ASSIGNED TASK>
All of the data that follows needs to be printed again, exactly as it reads.

SUPPLIED MATERIAL>
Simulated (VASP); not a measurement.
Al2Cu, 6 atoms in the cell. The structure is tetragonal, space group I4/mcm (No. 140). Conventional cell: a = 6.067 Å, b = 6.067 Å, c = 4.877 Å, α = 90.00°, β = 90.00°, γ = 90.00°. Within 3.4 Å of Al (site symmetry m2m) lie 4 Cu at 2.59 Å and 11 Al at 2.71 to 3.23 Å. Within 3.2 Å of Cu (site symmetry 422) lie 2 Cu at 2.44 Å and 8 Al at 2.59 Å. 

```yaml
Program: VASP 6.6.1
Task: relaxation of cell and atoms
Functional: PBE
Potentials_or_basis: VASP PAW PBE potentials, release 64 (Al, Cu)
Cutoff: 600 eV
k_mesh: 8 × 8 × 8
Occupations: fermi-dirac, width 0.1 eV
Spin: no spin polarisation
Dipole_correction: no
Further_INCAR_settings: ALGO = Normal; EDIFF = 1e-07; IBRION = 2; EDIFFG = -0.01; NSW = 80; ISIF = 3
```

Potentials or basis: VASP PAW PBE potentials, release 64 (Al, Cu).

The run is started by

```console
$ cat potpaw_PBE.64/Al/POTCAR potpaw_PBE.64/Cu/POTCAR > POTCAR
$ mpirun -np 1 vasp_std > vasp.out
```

WRITTEN REPLY>
Simulated (VASP); not a measurement.
Al2Cu, 6 atoms in the cell. The structure is tetragonal, space group I4/mcm (No. 140). Conventional cell: a = 6.067 Å, b = 6.067 Å, c = 4.877 Å, α = 90.00°, β = 90.00°, γ = 90.00°. Within 3.4 Å of Al (site symmetry m2m) lie 4 Cu at 2.59 Å and 11 Al at 2.71 to 3.23 Å. Within 3.2 Å of Cu (site symmetry 422) lie 2 Cu at 2.44 Å and 8 Al at 2.59 Å. 

```yaml
Program: VASP 6.6.1
Task: relaxation of cell and atoms
Functional: PBE
Potentials_or_basis: VASP PAW PBE potentials, release 64 (Al, Cu)
Cutoff: 600 eV
k_mesh: 8 × 8 × 8
Occupations: fermi-dirac, width 0.1 eV
Spin: no spin polarisation
Dipole_correction: no
Further_INCAR_settings: ALGO = Normal; EDIFF = 1e-07; IBRION = 2; EDIFFG = -0.01; NSW = 80; ISIF = 3
```

Potentials or basis: VASP PAW PBE potentials, release 64 (Al, Cu).

The run is started by

```console
$ cat potpaw_PBE.64/Al/POTCAR potpaw_PBE.64/Cu/POTCAR > POTCAR
$ mpirun -np 1 vasp_std > vasp.out
```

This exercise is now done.